* **Listed records**:
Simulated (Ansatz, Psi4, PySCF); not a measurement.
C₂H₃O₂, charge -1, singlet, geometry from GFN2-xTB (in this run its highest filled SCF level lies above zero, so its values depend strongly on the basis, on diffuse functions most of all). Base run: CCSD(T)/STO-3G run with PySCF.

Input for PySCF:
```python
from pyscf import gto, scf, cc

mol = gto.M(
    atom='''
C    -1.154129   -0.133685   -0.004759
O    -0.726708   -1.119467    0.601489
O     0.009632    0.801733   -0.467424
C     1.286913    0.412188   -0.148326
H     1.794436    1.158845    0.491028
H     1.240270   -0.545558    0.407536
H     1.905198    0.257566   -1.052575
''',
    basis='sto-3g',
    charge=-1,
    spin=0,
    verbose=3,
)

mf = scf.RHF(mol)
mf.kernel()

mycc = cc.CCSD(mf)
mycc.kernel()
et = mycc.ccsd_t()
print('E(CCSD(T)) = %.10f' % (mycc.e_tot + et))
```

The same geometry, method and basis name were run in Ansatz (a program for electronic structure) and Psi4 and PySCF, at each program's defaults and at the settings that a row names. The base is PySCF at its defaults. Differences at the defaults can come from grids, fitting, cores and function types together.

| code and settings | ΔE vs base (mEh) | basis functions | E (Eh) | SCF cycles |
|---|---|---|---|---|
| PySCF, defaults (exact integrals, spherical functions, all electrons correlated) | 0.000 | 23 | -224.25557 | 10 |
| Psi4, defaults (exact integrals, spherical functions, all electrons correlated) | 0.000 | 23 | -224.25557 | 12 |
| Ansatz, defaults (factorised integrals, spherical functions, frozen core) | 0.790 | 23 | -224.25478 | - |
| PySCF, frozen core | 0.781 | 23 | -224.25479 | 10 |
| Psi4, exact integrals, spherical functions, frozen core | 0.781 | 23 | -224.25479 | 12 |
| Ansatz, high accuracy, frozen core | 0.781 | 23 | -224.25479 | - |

* **Requirement**: Copy exactly the lines from the top of the entries through the line with "C₂H₃O₂, charge -1, singlet, geometry" in it, please, keeping both ends and adding nothing.

* **Answer area**:
Simulated (Ansatz, Psi4, PySCF); not a measurement.
C₂H₃O₂, charge -1, singlet, geometry from GFN2-xTB (in this run its highest filled SCF level lies above zero, so its values depend strongly on the basis, on diffuse functions most of all). Base run: CCSD(T)/STO-3G run with PySCF.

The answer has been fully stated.